### WORK ITEM
Print out the data below in full, exactly as written.

-- SUPPLIED DATA follows --

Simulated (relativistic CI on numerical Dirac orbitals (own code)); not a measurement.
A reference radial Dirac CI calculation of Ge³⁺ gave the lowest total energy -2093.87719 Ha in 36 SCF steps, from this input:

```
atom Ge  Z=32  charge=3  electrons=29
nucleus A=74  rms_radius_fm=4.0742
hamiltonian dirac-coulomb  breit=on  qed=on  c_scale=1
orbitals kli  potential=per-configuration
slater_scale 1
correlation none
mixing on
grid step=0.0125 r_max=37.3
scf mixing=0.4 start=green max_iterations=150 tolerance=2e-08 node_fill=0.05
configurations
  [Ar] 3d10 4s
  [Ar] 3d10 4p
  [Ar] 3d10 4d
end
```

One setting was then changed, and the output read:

-- SUPPLIED DATA concluded --

### RESPONSE AREA
Simulated (relativistic CI on numerical Dirac orbitals (own code)); not a measurement.
A reference radial Dirac CI calculation of Ge³⁺ gave the lowest total energy -2093.87719 Ha in 36 SCF steps, from this input:

```
atom Ge  Z=32  charge=3  electrons=29
nucleus A=74  rms_radius_fm=4.0742
hamiltonian dirac-coulomb  breit=on  qed=on  c_scale=1
orbitals kli  potential=per-configuration
slater_scale 1
correlation none
mixing on
grid step=0.0125 r_max=37.3
scf mixing=0.4 start=green max_iterations=150 tolerance=2e-08 node_fill=0.05
configurations
  [Ar] 3d10 4s
  [Ar] 3d10 4p
  [Ar] 3d10 4d
end
```

One setting was then changed, and the output read:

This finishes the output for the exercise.